Start of DATA TO EXAMINE
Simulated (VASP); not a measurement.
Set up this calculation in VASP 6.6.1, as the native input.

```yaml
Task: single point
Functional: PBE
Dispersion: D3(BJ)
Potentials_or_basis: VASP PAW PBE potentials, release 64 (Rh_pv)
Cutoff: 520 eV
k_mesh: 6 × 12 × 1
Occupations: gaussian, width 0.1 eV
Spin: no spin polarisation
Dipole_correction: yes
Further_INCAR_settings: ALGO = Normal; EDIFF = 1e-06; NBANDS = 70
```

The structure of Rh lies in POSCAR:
End of DATA TO EXAMINE

> [BRIEF]: Make a verbatim copy of each record.

> [TASK ANSWER]:
Simulated (VASP); not a measurement.
Set up this calculation in VASP 6.6.1, as the native input.

```yaml
Task: single point
Functional: PBE
Dispersion: D3(BJ)
Potentials_or_basis: VASP PAW PBE potentials, release 64 (Rh_pv)
Cutoff: 520 eV
k_mesh: 6 × 12 × 1
Occupations: gaussian, width 0.1 eV
Spin: no spin polarisation
Dipole_correction: yes
Further_INCAR_settings: ALGO = Normal; EDIFF = 1e-06; NBANDS = 70
```

The structure of Rh lies in POSCAR:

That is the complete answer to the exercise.